> **Material supplied**
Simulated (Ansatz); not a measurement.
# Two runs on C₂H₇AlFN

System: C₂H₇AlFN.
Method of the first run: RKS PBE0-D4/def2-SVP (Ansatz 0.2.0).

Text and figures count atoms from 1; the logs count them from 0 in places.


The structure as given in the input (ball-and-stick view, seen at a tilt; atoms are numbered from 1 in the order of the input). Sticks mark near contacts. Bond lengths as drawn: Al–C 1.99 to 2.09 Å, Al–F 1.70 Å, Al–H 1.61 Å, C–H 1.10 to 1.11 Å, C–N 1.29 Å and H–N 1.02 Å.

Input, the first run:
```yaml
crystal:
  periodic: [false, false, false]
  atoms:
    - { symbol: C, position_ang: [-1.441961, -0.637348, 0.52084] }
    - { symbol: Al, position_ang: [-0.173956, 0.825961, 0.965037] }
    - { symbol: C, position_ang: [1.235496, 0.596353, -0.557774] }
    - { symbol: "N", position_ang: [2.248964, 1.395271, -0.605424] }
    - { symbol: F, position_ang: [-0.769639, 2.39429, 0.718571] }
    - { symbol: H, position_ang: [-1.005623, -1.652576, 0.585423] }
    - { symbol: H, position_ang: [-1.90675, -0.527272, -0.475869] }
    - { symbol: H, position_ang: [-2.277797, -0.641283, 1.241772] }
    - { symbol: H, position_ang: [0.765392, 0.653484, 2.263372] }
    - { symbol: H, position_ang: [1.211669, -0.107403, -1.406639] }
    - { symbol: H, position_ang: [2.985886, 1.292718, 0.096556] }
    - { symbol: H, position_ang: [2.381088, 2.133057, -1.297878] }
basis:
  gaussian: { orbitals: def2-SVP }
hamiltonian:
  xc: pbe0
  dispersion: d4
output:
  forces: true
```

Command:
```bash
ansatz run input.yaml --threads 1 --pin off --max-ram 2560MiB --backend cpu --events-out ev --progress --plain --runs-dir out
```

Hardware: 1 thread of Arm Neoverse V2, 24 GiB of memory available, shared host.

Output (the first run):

> **Work task**
From the data above, return every line from the line that has "# Two runs on C₂H₇AlFN" up to and including the line that has "Hardware: 1 thread", exactly.

> **Answer space**
# Two runs on C₂H₇AlFN

System: C₂H₇AlFN.
Method of the first run: RKS PBE0-D4/def2-SVP (Ansatz 0.2.0).

Text and figures count atoms from 1; the logs count them from 0 in places.


The structure as given in the input (ball-and-stick view, seen at a tilt; atoms are numbered from 1 in the order of the input). Sticks mark near contacts. Bond lengths as drawn: Al–C 1.99 to 2.09 Å, Al–F 1.70 Å, Al–H 1.61 Å, C–H 1.10 to 1.11 Å, C–N 1.29 Å and H–N 1.02 Å.

Input, the first run:
```yaml
crystal:
  periodic: [false, false, false]
  atoms:
    - { symbol: C, position_ang: [-1.441961, -0.637348, 0.52084] }
    - { symbol: Al, position_ang: [-0.173956, 0.825961, 0.965037] }
    - { symbol: C, position_ang: [1.235496, 0.596353, -0.557774] }
    - { symbol: "N", position_ang: [2.248964, 1.395271, -0.605424] }
    - { symbol: F, position_ang: [-0.769639, 2.39429, 0.718571] }
    - { symbol: H, position_ang: [-1.005623, -1.652576, 0.585423] }
    - { symbol: H, position_ang: [-1.90675, -0.527272, -0.475869] }
    - { symbol: H, position_ang: [-2.277797, -0.641283, 1.241772] }
    - { symbol: H, position_ang: [0.765392, 0.653484, 2.263372] }
    - { symbol: H, position_ang: [1.211669, -0.107403, -1.406639] }
    - { symbol: H, position_ang: [2.985886, 1.292718, 0.096556] }
    - { symbol: H, position_ang: [2.381088, 2.133057, -1.297878] }
basis:
  gaussian: { orbitals: def2-SVP }
hamiltonian:
  xc: pbe0
  dispersion: d4
output:
  forces: true
```

Command:
```bash
ansatz run input.yaml --threads 1 --pin off --max-ram 2560MiB --backend cpu --events-out ev --progress --plain --runs-dir out
```

Hardware: 1 thread of Arm Neoverse V2, 24 GiB of memory available, shared host.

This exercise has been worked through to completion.